=== Activity ===
Every line from the one with "Answer: A positive" to the one with "Question: What dipole", including those two, is to be copied exactly; all other lines of the entries below are left out.

=== Extracted material ===
══════
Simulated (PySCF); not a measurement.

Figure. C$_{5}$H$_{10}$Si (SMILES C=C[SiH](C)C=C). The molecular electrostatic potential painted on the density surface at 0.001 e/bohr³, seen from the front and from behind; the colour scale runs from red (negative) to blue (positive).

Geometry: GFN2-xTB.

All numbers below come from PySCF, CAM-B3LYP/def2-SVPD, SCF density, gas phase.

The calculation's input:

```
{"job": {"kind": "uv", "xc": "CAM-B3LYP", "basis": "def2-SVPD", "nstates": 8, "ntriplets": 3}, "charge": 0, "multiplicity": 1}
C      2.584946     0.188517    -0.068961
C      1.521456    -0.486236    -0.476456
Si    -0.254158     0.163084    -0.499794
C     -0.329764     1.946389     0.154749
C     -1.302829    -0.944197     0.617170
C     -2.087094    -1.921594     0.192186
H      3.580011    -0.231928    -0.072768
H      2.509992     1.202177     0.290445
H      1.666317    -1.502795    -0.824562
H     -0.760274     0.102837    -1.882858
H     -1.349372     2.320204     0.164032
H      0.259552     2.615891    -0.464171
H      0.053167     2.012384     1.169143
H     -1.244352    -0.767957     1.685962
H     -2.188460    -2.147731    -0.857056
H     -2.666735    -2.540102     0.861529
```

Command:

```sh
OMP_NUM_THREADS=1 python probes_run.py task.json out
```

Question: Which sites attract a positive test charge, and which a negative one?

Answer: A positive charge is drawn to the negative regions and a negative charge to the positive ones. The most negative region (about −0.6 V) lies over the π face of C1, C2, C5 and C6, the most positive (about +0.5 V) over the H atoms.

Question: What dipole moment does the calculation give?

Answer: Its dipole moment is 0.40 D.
══════

=== Your response ===
Answer: A positive charge is drawn to the negative regions and a negative charge to the positive ones. The most negative region (about −0.6 V) lies over the π face of C1, C2, C5 and C6, the most positive (about +0.5 V) over the H atoms.

Question: What dipole moment does the calculation give?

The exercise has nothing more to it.